• ACTION ITEM
Quote all entries in full, exactly.

■ ■ ■ ■ ■ ■ ■
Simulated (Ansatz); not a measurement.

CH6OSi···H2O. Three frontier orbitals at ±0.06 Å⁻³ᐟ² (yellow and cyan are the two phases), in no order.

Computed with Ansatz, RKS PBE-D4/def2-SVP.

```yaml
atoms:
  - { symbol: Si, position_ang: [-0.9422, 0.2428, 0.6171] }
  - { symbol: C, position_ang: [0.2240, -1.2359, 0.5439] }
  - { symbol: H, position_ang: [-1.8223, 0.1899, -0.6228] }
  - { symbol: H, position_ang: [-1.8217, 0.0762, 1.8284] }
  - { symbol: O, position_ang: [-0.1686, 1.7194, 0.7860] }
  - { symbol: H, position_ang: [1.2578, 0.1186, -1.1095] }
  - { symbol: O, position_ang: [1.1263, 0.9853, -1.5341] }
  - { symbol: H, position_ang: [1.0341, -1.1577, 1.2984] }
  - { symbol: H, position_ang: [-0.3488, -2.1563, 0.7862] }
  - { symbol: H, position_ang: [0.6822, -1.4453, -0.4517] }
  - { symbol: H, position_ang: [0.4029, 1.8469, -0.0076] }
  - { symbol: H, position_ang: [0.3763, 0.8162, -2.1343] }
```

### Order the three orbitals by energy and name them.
■ ■ ■ ■ ■ ■ ■

• ANSWER BOX
Simulated (Ansatz); not a measurement.

CH6OSi···H2O. Three frontier orbitals at ±0.06 Å⁻³ᐟ² (yellow and cyan are the two phases), in no order.

Computed with Ansatz, RKS PBE-D4/def2-SVP.

```yaml
atoms:
  - { symbol: Si, position_ang: [-0.9422, 0.2428, 0.6171] }
  - { symbol: C, position_ang: [0.2240, -1.2359, 0.5439] }
  - { symbol: H, position_ang: [-1.8223, 0.1899, -0.6228] }
  - { symbol: H, position_ang: [-1.8217, 0.0762, 1.8284] }
  - { symbol: O, position_ang: [-0.1686, 1.7194, 0.7860] }
  - { symbol: H, position_ang: [1.2578, 0.1186, -1.1095] }
  - { symbol: O, position_ang: [1.1263, 0.9853, -1.5341] }
  - { symbol: H, position_ang: [1.0341, -1.1577, 1.2984] }
  - { symbol: H, position_ang: [-0.3488, -2.1563, 0.7862] }
  - { symbol: H, position_ang: [0.6822, -1.4453, -0.4517] }
  - { symbol: H, position_ang: [0.4029, 1.8469, -0.0076] }
  - { symbol: H, position_ang: [0.3763, 0.8162, -2.1343] }
```

### Order the three orbitals by energy and name them.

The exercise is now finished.